◆ **Work task**
Provide the records once more, identical to the original.

+---+
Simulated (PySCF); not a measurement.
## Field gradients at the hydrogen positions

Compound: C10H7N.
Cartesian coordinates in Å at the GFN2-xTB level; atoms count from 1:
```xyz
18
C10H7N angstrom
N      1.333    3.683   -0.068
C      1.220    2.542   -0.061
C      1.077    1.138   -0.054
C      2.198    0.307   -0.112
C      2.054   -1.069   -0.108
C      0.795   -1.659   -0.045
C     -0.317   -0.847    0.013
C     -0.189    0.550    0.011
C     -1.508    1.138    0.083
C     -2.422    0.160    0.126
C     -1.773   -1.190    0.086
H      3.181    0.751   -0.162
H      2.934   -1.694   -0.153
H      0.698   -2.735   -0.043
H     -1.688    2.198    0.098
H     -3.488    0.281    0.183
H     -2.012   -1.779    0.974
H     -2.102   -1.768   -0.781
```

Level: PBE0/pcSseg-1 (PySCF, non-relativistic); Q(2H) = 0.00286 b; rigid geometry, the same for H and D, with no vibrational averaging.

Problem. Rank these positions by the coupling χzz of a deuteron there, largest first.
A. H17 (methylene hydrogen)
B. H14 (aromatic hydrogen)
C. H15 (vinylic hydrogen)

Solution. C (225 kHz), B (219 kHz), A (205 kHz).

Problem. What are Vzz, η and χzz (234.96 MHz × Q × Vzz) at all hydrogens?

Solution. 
+---+

◆ **Response area**
Simulated (PySCF); not a measurement.
## Field gradients at the hydrogen positions

Compound: C10H7N.
Cartesian coordinates in Å at the GFN2-xTB level; atoms count from 1:
```xyz
18
C10H7N angstrom
N      1.333    3.683   -0.068
C      1.220    2.542   -0.061
C      1.077    1.138   -0.054
C      2.198    0.307   -0.112
C      2.054   -1.069   -0.108
C      0.795   -1.659   -0.045
C     -0.317   -0.847    0.013
C     -0.189    0.550    0.011
C     -1.508    1.138    0.083
C     -2.422    0.160    0.126
C     -1.773   -1.190    0.086
H      3.181    0.751   -0.162
H      2.934   -1.694   -0.153
H      0.698   -2.735   -0.043
H     -1.688    2.198    0.098
H     -3.488    0.281    0.183
H     -2.012   -1.779    0.974
H     -2.102   -1.768   -0.781
```

Level: PBE0/pcSseg-1 (PySCF, non-relativistic); Q(2H) = 0.00286 b; rigid geometry, the same for H and D, with no vibrational averaging.

Problem. Rank these positions by the coupling χzz of a deuteron there, largest first.
A. H17 (methylene hydrogen)
B. H14 (aromatic hydrogen)
C. H15 (vinylic hydrogen)

Solution. C (225 kHz), B (219 kHz), A (205 kHz).

Problem. What are Vzz, η and χzz (234.96 MHz × Q × Vzz) at all hydrogens?

Solution. 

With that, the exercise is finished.